* _Entries supplied_:
────────────────────────────────────────

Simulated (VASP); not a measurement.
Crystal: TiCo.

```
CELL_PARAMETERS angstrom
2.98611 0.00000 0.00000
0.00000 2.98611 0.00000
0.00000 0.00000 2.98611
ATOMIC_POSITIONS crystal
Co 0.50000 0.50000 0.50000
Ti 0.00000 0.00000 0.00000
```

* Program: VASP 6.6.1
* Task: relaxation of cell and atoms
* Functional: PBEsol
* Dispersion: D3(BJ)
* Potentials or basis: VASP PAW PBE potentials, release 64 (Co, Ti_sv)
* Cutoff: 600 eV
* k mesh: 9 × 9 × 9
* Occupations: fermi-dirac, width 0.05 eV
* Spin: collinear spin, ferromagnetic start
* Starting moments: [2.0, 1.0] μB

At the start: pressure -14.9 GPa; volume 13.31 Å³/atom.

────────────────────────────────────────

* _Brief_:
So that nothing differs from the original, transcribe all of the records above.

* _Written response_:
Simulated (VASP); not a measurement.
Crystal: TiCo.

```
CELL_PARAMETERS angstrom
2.98611 0.00000 0.00000
0.00000 2.98611 0.00000
0.00000 0.00000 2.98611
ATOMIC_POSITIONS crystal
Co 0.50000 0.50000 0.50000
Ti 0.00000 0.00000 0.00000
```

* Program: VASP 6.6.1
* Task: relaxation of cell and atoms
* Functional: PBEsol
* Dispersion: D3(BJ)
* Potentials or basis: VASP PAW PBE potentials, release 64 (Co, Ti_sv)
* Cutoff: 600 eV
* k mesh: 9 × 9 × 9
* Occupations: fermi-dirac, width 0.05 eV
* Spin: collinear spin, ferromagnetic start
* Starting moments: [2.0, 1.0] μB

At the start: pressure -14.9 GPa; volume 13.31 Å³/atom.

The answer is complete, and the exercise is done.